■ STUDY MATERIAL:
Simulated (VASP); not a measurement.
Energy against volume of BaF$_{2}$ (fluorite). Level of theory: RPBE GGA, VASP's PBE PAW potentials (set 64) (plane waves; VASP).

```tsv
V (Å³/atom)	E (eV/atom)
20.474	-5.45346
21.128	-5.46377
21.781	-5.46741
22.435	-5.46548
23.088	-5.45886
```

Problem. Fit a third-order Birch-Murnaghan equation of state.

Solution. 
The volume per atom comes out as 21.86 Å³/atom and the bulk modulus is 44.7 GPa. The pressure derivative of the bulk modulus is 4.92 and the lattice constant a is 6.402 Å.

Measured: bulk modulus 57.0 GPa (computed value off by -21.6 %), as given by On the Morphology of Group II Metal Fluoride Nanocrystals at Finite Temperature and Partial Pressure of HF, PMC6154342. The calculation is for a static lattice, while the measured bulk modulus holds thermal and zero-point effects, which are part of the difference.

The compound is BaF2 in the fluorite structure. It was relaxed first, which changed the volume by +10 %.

■ ACTION ITEM: Only the lines above from the line with "Energy against volume" to the line with "The volume per", those two lines included, should be reproduced exactly.

■ TASK ANSWER:
Energy against volume of BaF$_{2}$ (fluorite). Level of theory: RPBE GGA, VASP's PBE PAW potentials (set 64) (plane waves; VASP).

```tsv
V (Å³/atom)	E (eV/atom)
20.474	-5.45346
21.128	-5.46377
21.781	-5.46741
22.435	-5.46548
23.088	-5.45886
```

Problem. Fit a third-order Birch-Murnaghan equation of state.

Solution. 
The volume per atom comes out as 21.86 Å³/atom and the bulk modulus is 44.7 GPa. The pressure derivative of the bulk modulus is 4.92 and the lattice constant a is 6.402 Å.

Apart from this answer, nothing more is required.